→ Information provided:
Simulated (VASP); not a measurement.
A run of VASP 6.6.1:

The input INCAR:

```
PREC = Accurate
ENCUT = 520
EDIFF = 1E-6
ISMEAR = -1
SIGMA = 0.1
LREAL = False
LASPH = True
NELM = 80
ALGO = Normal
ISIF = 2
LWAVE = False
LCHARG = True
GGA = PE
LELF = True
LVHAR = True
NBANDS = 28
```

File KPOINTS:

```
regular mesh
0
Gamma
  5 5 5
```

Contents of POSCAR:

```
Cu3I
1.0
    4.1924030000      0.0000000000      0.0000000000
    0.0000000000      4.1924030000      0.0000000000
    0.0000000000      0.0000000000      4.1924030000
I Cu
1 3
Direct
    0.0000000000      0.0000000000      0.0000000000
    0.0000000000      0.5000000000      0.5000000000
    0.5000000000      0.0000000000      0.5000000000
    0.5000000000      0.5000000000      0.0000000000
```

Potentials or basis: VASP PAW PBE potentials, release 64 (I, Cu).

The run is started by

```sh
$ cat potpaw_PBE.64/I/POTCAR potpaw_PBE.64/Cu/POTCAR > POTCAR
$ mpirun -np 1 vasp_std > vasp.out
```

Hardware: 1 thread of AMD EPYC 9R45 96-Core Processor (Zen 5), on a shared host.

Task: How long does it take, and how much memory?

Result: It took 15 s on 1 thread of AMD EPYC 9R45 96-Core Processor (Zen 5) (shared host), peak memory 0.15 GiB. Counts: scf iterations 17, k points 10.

→ Action item: For the material above, reproduce exactly the lines from the line with "A run of VASP" to the line with "Task: How long", inclusive, and exclude all others.

→ Written answer:
A run of VASP 6.6.1:

The input INCAR:

```
PREC = Accurate
ENCUT = 520
EDIFF = 1E-6
ISMEAR = -1
SIGMA = 0.1
LREAL = False
LASPH = True
NELM = 80
ALGO = Normal
ISIF = 2
LWAVE = False
LCHARG = True
GGA = PE
LELF = True
LVHAR = True
NBANDS = 28
```

File KPOINTS:

```
regular mesh
0
Gamma
  5 5 5
```

Contents of POSCAR:

```
Cu3I
1.0
    4.1924030000      0.0000000000      0.0000000000
    0.0000000000      4.1924030000      0.0000000000
    0.0000000000      0.0000000000      4.1924030000
I Cu
1 3
Direct
    0.0000000000      0.0000000000      0.0000000000
    0.0000000000      0.5000000000      0.5000000000
    0.5000000000      0.0000000000      0.5000000000
    0.5000000000      0.5000000000      0.0000000000
```

Potentials or basis: VASP PAW PBE potentials, release 64 (I, Cu).

The run is started by

```sh
$ cat potpaw_PBE.64/I/POTCAR potpaw_PBE.64/Cu/POTCAR > POTCAR
$ mpirun -np 1 vasp_std > vasp.out
```

Hardware: 1 thread of AMD EPYC 9R45 96-Core Processor (Zen 5), on a shared host.

Task: How long does it take, and how much memory?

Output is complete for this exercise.